Brief
Restate the opening lines of the material below word for word, stopping after the line that contains "SiNH4O2 (SMILES N[Si](O)O)**".

╭─ Excerpted data

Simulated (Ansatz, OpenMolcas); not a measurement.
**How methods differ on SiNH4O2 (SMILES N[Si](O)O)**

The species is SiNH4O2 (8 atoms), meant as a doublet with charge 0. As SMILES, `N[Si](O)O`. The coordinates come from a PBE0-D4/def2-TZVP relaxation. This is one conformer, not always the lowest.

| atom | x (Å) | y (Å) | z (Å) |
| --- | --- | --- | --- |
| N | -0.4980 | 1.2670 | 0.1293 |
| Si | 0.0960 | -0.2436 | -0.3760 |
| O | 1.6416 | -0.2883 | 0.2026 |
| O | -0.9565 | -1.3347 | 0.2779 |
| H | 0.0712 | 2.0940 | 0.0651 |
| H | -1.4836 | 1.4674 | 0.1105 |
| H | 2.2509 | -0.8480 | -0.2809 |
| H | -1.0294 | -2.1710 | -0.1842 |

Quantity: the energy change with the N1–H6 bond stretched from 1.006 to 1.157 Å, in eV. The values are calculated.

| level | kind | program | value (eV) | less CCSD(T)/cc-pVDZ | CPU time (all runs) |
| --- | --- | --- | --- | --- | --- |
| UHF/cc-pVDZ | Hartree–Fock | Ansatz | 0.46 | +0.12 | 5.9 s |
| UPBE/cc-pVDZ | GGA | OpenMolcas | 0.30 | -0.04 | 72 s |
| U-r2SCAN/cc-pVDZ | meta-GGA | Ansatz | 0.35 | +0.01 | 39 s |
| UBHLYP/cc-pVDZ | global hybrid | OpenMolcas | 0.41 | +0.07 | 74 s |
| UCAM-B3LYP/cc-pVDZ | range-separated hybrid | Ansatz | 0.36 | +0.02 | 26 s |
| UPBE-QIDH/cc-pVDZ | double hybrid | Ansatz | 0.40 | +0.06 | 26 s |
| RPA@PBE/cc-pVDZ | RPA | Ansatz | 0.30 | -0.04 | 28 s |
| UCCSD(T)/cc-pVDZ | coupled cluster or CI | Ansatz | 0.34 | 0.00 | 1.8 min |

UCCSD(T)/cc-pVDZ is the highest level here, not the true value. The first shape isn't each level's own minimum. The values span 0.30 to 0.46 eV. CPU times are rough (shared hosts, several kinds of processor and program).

╰─

Written answer
Simulated (Ansatz, OpenMolcas); not a measurement.
**How methods differ on SiNH4O2 (SMILES N[Si](O)O)**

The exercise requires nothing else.